■ Work task ■
Every entry, from first to last, is to be retyped without any alteration.

■ Raw data ■
==================================================
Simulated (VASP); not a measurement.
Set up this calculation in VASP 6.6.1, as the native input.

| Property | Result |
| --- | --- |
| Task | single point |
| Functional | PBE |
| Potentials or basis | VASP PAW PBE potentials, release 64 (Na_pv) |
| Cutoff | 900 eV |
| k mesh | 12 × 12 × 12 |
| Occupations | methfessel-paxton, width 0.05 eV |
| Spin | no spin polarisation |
==================================================

■ Answer box ■
Simulated (VASP); not a measurement.
Set up this calculation in VASP 6.6.1, as the native input.

| Property | Result |
| --- | --- |
| Task | single point |
| Functional | PBE |
| Potentials or basis | VASP PAW PBE potentials, release 64 (Na_pv) |
| Cutoff | 900 eV |
| k mesh | 12 × 12 × 12 |
| Occupations | methfessel-paxton, width 0.05 eV |
| Spin | no spin polarisation |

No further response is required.